_PROVIDED DATA_:
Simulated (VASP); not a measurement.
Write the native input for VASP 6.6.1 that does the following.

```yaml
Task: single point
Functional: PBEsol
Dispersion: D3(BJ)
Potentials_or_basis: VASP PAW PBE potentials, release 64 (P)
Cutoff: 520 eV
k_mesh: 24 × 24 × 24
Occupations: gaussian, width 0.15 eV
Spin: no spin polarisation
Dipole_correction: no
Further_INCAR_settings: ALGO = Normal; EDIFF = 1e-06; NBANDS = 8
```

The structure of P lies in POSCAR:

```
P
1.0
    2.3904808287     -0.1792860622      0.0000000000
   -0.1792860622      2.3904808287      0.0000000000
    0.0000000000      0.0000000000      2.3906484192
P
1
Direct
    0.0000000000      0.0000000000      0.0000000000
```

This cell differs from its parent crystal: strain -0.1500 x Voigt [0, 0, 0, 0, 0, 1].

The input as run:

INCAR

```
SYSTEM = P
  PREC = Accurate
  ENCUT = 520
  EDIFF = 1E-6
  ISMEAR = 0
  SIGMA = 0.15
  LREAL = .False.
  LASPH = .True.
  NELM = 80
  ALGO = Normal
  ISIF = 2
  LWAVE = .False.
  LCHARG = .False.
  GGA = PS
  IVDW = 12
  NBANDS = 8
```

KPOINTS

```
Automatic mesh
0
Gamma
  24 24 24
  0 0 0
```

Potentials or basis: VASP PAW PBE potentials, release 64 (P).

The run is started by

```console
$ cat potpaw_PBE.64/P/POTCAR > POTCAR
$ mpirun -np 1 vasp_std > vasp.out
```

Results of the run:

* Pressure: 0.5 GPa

_WORK TASK_: The records above should be restated exactly, line for line.

_SOLUTION_:
Simulated (VASP); not a measurement.
Write the native input for VASP 6.6.1 that does the following.

```yaml
Task: single point
Functional: PBEsol
Dispersion: D3(BJ)
Potentials_or_basis: VASP PAW PBE potentials, release 64 (P)
Cutoff: 520 eV
k_mesh: 24 × 24 × 24
Occupations: gaussian, width 0.15 eV
Spin: no spin polarisation
Dipole_correction: no
Further_INCAR_settings: ALGO = Normal; EDIFF = 1e-06; NBANDS = 8
```

The structure of P lies in POSCAR:

```
P
1.0
    2.3904808287     -0.1792860622      0.0000000000
   -0.1792860622      2.3904808287      0.0000000000
    0.0000000000      0.0000000000      2.3906484192
P
1
Direct
    0.0000000000      0.0000000000      0.0000000000
```

This cell differs from its parent crystal: strain -0.1500 x Voigt [0, 0, 0, 0, 0, 1].

The input as run:

INCAR

```
SYSTEM = P
  PREC = Accurate
  ENCUT = 520
  EDIFF = 1E-6
  ISMEAR = 0
  SIGMA = 0.15
  LREAL = .False.
  LASPH = .True.
  NELM = 80
  ALGO = Normal
  ISIF = 2
  LWAVE = .False.
  LCHARG = .False.
  GGA = PS
  IVDW = 12
  NBANDS = 8
```

KPOINTS

```
Automatic mesh
0
Gamma
  24 24 24
  0 0 0
```

Potentials or basis: VASP PAW PBE potentials, release 64 (P).

The run is started by

```console
$ cat potpaw_PBE.64/P/POTCAR > POTCAR
$ mpirun -np 1 vasp_std > vasp.out
```

Results of the run:

* Pressure: 0.5 GPa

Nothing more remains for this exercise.